• Work order
In the data that follows, find the line with "gap on the k mesh at the Fermi level (eV): none;"; transcribe it, every later line up to the one with "Site moments also", and that line as well, exactly and with no others.

• Excerpted records
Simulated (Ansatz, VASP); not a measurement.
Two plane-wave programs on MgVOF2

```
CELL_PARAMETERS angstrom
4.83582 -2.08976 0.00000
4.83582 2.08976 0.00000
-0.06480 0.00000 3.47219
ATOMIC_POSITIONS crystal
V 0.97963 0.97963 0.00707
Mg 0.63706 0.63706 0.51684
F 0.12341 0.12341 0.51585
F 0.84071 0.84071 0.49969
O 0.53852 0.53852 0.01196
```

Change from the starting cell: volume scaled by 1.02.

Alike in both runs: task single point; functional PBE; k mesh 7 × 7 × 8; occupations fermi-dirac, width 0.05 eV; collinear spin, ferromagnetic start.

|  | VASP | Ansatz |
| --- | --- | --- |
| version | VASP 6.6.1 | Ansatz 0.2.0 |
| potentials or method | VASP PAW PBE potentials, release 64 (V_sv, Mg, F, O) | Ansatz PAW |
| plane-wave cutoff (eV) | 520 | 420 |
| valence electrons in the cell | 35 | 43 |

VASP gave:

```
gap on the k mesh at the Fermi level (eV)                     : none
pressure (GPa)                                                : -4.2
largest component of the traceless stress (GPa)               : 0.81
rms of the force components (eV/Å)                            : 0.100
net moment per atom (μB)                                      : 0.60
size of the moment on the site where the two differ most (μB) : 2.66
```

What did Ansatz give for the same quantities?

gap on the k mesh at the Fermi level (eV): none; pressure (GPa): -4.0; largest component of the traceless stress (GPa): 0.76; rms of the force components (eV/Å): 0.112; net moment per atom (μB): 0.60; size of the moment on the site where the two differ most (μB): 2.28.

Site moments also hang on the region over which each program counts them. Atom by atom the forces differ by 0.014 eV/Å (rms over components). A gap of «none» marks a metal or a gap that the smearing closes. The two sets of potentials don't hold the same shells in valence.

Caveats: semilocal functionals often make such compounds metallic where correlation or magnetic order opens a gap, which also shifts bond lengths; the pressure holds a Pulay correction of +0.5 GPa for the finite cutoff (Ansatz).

• Response
gap on the k mesh at the Fermi level (eV): none; pressure (GPa): -4.0; largest component of the traceless stress (GPa): 0.76; rms of the force components (eV/Å): 0.112; net moment per atom (μB): 0.60; size of the moment on the site where the two differ most (μB): 2.28.

Site moments also hang on the region over which each program counts them. Atom by atom the forces differ by 0.014 eV/Å (rms over components). A gap of «none» marks a metal or a gap that the smearing closes. The two sets of potentials don't hold the same shells in valence.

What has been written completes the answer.